* WORK ORDER *
Line by line, restate the material exactly.

* DATA *
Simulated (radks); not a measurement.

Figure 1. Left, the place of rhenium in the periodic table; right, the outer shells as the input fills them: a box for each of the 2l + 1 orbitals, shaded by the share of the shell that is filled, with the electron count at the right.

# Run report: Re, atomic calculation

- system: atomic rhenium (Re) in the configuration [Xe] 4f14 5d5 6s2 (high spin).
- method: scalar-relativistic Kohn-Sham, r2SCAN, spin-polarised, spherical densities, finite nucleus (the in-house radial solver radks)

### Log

* EXERCISE RESULT *
Simulated (radks); not a measurement.

Figure 1. Left, the place of rhenium in the periodic table; right, the outer shells as the input fills them: a box for each of the 2l + 1 orbitals, shaded by the share of the shell that is filled, with the electron count at the right.

# Run report: Re, atomic calculation

- system: atomic rhenium (Re) in the configuration [Xe] 4f14 5d5 6s2 (high spin).
- method: scalar-relativistic Kohn-Sham, r2SCAN, spin-polarised, spherical densities, finite nucleus (the in-house radial solver radks)

### Log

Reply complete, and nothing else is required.